● ACTION ITEM:
Restate all of the material, keeping every line identical to the original.

RECORDS PROVIDED Start Marker

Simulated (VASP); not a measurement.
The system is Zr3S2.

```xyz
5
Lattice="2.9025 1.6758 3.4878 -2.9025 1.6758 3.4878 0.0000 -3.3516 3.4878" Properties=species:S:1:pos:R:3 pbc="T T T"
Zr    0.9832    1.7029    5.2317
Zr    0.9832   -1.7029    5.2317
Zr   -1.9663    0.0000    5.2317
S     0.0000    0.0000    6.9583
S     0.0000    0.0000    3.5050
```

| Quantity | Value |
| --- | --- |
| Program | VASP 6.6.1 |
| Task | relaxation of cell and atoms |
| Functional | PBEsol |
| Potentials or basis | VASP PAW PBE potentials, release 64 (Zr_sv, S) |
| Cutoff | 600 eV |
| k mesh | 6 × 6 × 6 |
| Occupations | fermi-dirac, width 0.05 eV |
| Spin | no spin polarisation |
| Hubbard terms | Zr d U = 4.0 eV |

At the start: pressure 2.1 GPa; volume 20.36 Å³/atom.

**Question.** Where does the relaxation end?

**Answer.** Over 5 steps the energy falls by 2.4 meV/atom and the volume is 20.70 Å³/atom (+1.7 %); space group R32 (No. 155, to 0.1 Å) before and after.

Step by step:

RECORDS PROVIDED End Marker

● TASK OUTPUT:
Simulated (VASP); not a measurement.
The system is Zr3S2.

```xyz
5
Lattice="2.9025 1.6758 3.4878 -2.9025 1.6758 3.4878 0.0000 -3.3516 3.4878" Properties=species:S:1:pos:R:3 pbc="T T T"
Zr    0.9832    1.7029    5.2317
Zr    0.9832   -1.7029    5.2317
Zr   -1.9663    0.0000    5.2317
S     0.0000    0.0000    6.9583
S     0.0000    0.0000    3.5050
```

| Quantity | Value |
| --- | --- |
| Program | VASP 6.6.1 |
| Task | relaxation of cell and atoms |
| Functional | PBEsol |
| Potentials or basis | VASP PAW PBE potentials, release 64 (Zr_sv, S) |
| Cutoff | 600 eV |
| k mesh | 6 × 6 × 6 |
| Occupations | fermi-dirac, width 0.05 eV |
| Spin | no spin polarisation |
| Hubbard terms | Zr d U = 4.0 eV |

At the start: pressure 2.1 GPa; volume 20.36 Å³/atom.

**Question.** Where does the relaxation end?

**Answer.** Over 5 steps the energy falls by 2.4 meV/atom and the volume is 20.70 Å³/atom (+1.7 %); space group R32 (No. 155, to 0.1 Å) before and after.

Step by step:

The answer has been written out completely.